● Work item: Transcribe each record exactly. Include every one.

*****

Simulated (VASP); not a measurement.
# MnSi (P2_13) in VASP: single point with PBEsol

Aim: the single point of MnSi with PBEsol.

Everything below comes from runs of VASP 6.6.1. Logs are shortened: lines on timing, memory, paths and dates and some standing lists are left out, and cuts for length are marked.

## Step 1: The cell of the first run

*****

● Response:
Simulated (VASP); not a measurement.
# MnSi (P2_13) in VASP: single point with PBEsol

Aim: the single point of MnSi with PBEsol.

Everything below comes from runs of VASP 6.6.1. Logs are shortened: lines on timing, memory, paths and dates and some standing lists are left out, and cuts for length are marked.

## Step 1: The cell of the first run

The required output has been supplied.